**Extracted entries:**
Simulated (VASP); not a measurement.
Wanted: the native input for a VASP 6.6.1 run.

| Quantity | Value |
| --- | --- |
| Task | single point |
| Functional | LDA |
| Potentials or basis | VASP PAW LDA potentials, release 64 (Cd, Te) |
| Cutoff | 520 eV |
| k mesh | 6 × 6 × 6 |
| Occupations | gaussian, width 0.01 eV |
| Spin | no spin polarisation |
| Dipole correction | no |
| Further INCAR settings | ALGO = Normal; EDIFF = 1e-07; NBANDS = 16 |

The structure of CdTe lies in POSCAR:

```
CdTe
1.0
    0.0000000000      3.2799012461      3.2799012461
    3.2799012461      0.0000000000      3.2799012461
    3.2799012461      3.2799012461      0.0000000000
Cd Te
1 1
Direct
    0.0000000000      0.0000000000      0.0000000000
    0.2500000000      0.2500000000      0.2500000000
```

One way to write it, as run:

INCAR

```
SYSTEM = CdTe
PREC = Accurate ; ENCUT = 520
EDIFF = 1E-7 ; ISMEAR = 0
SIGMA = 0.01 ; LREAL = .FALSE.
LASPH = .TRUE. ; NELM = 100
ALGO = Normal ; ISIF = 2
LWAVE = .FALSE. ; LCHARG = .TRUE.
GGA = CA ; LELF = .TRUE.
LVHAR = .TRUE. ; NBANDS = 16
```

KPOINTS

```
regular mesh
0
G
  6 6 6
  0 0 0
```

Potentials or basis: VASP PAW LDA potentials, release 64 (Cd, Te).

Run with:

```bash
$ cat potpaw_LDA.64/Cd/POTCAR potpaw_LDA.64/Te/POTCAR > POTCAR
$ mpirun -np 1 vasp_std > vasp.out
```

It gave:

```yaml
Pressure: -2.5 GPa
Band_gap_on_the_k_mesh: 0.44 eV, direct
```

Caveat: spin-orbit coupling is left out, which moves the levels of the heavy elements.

**Work task:**
Please return only the lines above, starting at the line that has "Quantity | Value |" and ending at the line that has "spin polarisation |", keeping both and leaving each one unchanged.

**Your response:**
| Quantity | Value |
| --- | --- |
| Task | single point |
| Functional | LDA |
| Potentials or basis | VASP PAW LDA potentials, release 64 (Cd, Te) |
| Cutoff | 520 eV |
| k mesh | 6 × 6 × 6 |
| Occupations | gaussian, width 0.01 eV |
| Spin | no spin polarisation |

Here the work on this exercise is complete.